_Action item_
Retype each entry below exactly as it stands.

_Recorded data_
--
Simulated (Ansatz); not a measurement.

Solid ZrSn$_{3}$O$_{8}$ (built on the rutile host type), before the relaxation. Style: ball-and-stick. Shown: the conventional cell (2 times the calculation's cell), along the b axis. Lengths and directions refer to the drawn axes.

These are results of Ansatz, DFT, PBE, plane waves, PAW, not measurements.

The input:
--

_Written response_
Simulated (Ansatz); not a measurement.

Solid ZrSn$_{3}$O$_{8}$ (built on the rutile host type), before the relaxation. Style: ball-and-stick. Shown: the conventional cell (2 times the calculation's cell), along the b axis. Lengths and directions refer to the drawn axes.

These are results of Ansatz, DFT, PBE, plane waves, PAW, not measurements.

The input:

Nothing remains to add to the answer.